Work task: Give the data again, word for word.

--------------------
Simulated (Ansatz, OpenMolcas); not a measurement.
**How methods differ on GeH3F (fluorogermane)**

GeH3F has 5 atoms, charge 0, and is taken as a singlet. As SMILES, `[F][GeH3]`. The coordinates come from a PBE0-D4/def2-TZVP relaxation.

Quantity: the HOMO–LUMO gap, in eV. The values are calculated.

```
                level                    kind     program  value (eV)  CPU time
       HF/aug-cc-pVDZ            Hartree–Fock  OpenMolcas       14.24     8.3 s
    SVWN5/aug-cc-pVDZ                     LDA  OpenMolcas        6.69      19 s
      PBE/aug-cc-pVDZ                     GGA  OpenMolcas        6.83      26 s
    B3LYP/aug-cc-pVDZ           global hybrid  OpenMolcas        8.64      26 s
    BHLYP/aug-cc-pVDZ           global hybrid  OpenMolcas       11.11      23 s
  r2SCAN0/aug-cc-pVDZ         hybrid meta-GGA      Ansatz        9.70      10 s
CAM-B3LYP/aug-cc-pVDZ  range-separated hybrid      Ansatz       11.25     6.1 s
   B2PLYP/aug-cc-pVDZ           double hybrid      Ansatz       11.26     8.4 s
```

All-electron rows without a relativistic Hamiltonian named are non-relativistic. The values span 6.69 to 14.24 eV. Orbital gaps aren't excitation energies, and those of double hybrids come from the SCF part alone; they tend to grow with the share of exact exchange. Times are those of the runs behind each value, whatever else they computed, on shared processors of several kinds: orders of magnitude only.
--------------------

Answer space:
Simulated (Ansatz, OpenMolcas); not a measurement.
**How methods differ on GeH3F (fluorogermane)**

GeH3F has 5 atoms, charge 0, and is taken as a singlet. As SMILES, `[F][GeH3]`. The coordinates come from a PBE0-D4/def2-TZVP relaxation.

Quantity: the HOMO–LUMO gap, in eV. The values are calculated.

```
                level                    kind     program  value (eV)  CPU time
       HF/aug-cc-pVDZ            Hartree–Fock  OpenMolcas       14.24     8.3 s
    SVWN5/aug-cc-pVDZ                     LDA  OpenMolcas        6.69      19 s
      PBE/aug-cc-pVDZ                     GGA  OpenMolcas        6.83      26 s
    B3LYP/aug-cc-pVDZ           global hybrid  OpenMolcas        8.64      26 s
    BHLYP/aug-cc-pVDZ           global hybrid  OpenMolcas       11.11      23 s
  r2SCAN0/aug-cc-pVDZ         hybrid meta-GGA      Ansatz        9.70      10 s
CAM-B3LYP/aug-cc-pVDZ  range-separated hybrid      Ansatz       11.25     6.1 s
   B2PLYP/aug-cc-pVDZ           double hybrid      Ansatz       11.26     8.4 s
```

All-electron rows without a relativistic Hamiltonian named are non-relativistic. The values span 6.69 to 14.24 eV. Orbital gaps aren't excitation energies, and those of double hybrids come from the SCF part alone; they tend to grow with the share of exact exchange. Times are those of the runs behind each value, whatever else they computed, on shared processors of several kinds: orders of magnitude only.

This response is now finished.